++++++

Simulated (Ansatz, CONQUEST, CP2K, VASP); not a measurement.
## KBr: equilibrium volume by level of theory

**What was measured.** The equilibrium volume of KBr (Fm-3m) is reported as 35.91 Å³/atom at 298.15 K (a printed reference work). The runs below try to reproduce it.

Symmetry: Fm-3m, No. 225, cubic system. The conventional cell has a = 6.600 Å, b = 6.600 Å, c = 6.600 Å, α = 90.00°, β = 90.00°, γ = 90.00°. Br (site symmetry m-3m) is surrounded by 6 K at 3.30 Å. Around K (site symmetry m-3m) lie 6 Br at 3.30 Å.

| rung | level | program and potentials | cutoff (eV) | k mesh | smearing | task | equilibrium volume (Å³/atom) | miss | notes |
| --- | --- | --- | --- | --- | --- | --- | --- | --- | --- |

++++++

#### [Requirement]
Word for word, retype each record.

#### [Written reply]
Simulated (Ansatz, CONQUEST, CP2K, VASP); not a measurement.
## KBr: equilibrium volume by level of theory

**What was measured.** The equilibrium volume of KBr (Fm-3m) is reported as 35.91 Å³/atom at 298.15 K (a printed reference work). The runs below try to reproduce it.

Symmetry: Fm-3m, No. 225, cubic system. The conventional cell has a = 6.600 Å, b = 6.600 Å, c = 6.600 Å, α = 90.00°, β = 90.00°, γ = 90.00°. Br (site symmetry m-3m) is surrounded by 6 K at 3.30 Å. Around K (site symmetry m-3m) lie 6 Br at 3.30 Å.

| rung | level | program and potentials | cutoff (eV) | k mesh | smearing | task | equilibrium volume (Å³/atom) | miss | notes |
| --- | --- | --- | --- | --- | --- | --- | --- | --- | --- |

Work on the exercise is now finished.